◆ Required action ◆
Every single record below is to be reproduced exactly.

◆ Dataset extract ◆
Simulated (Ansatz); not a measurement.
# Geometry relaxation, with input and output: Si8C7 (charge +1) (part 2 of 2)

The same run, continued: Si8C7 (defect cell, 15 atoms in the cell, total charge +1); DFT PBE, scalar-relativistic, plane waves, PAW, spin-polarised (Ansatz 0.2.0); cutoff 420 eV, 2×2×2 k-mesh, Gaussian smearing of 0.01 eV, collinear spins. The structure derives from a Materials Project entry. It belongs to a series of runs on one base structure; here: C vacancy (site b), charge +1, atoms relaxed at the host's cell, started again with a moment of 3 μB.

◆ Expected answer ◆
Simulated (Ansatz); not a measurement.
# Geometry relaxation, with input and output: Si8C7 (charge +1) (part 2 of 2)

The same run, continued: Si8C7 (defect cell, 15 atoms in the cell, total charge +1); DFT PBE, scalar-relativistic, plane waves, PAW, spin-polarised (Ansatz 0.2.0); cutoff 420 eV, 2×2×2 k-mesh, Gaussian smearing of 0.01 eV, collinear spins. The structure derives from a Materials Project entry. It belongs to a series of runs on one base structure; here: C vacancy (site b), charge +1, atoms relaxed at the host's cell, started again with a moment of 3 μB.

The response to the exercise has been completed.